• • • • •
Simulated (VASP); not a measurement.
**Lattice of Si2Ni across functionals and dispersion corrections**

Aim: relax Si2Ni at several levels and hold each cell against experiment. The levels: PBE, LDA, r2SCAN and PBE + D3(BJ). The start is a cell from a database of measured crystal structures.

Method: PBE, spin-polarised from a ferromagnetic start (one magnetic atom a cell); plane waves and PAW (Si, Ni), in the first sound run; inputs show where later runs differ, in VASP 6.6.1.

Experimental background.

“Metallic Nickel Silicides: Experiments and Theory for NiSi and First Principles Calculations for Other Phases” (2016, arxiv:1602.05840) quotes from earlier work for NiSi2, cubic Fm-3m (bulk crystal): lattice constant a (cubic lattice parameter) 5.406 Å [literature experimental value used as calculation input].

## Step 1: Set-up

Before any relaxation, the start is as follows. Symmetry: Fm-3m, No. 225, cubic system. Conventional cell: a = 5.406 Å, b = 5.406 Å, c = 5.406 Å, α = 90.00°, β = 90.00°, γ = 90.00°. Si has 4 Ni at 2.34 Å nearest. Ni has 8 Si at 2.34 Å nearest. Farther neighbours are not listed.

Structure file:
• • • • •

● **WORK ORDER**:
Look through the entries above and quote exactly the lines from the line with "Experimental background." to the line with "Before any relaxation, the", counting both of those lines.

● **YOUR RESPONSE**:
Experimental background.

“Metallic Nickel Silicides: Experiments and Theory for NiSi and First Principles Calculations for Other Phases” (2016, arxiv:1602.05840) quotes from earlier work for NiSi2, cubic Fm-3m (bulk crystal): lattice constant a (cubic lattice parameter) 5.406 Å [literature experimental value used as calculation input].

## Step 1: Set-up

Before any relaxation, the start is as follows. Symmetry: Fm-3m, No. 225, cubic system. Conventional cell: a = 5.406 Å, b = 5.406 Å, c = 5.406 Å, α = 90.00°, β = 90.00°, γ = 90.00°. Si has 4 Ni at 2.34 Å nearest. Ni has 8 Si at 2.34 Å nearest. Farther neighbours are not listed.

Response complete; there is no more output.